Requirement: Give again, word for word, every line below from the one that has "First and last" through the one that has "describe the run.", both included, and no others.

Excerpted data:
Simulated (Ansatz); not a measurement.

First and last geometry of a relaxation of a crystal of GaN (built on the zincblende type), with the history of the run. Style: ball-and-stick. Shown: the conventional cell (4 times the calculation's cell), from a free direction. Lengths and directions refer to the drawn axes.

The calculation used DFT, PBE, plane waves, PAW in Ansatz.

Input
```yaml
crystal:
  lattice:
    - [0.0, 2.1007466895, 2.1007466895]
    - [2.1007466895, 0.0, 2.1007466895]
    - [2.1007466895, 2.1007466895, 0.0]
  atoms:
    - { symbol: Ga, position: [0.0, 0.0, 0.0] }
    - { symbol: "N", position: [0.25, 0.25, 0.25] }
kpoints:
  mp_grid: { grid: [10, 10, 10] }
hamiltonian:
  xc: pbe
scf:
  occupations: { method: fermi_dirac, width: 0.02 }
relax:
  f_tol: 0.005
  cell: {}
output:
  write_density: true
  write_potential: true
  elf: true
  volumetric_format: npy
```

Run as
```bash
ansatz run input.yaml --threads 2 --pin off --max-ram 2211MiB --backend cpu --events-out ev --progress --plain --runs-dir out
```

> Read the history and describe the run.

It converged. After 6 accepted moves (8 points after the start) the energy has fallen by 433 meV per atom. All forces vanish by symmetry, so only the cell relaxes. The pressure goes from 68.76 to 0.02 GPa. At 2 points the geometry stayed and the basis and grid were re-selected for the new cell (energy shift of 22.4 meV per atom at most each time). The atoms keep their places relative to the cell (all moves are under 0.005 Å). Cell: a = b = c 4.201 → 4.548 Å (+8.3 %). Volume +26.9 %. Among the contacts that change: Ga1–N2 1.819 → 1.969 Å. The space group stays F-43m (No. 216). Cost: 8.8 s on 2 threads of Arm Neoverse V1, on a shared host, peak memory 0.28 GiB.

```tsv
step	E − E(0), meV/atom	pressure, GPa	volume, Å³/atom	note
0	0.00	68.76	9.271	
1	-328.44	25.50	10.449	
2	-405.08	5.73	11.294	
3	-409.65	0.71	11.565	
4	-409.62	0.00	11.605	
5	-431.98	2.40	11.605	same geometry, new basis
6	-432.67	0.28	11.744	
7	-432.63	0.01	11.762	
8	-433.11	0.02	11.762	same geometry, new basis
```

Worked solution:
First and last geometry of a relaxation of a crystal of GaN (built on the zincblende type), with the history of the run. Style: ball-and-stick. Shown: the conventional cell (4 times the calculation's cell), from a free direction. Lengths and directions refer to the drawn axes.

The calculation used DFT, PBE, plane waves, PAW in Ansatz.

Input
```yaml
crystal:
  lattice:
    - [0.0, 2.1007466895, 2.1007466895]
    - [2.1007466895, 0.0, 2.1007466895]
    - [2.1007466895, 2.1007466895, 0.0]
  atoms:
    - { symbol: Ga, position: [0.0, 0.0, 0.0] }
    - { symbol: "N", position: [0.25, 0.25, 0.25] }
kpoints:
  mp_grid: { grid: [10, 10, 10] }
hamiltonian:
  xc: pbe
scf:
  occupations: { method: fermi_dirac, width: 0.02 }
relax:
  f_tol: 0.005
  cell: {}
output:
  write_density: true
  write_potential: true
  elf: true
  volumetric_format: npy
```

Run as
```bash
ansatz run input.yaml --threads 2 --pin off --max-ram 2211MiB --backend cpu --events-out ev --progress --plain --runs-dir out
```

> Read the history and describe the run.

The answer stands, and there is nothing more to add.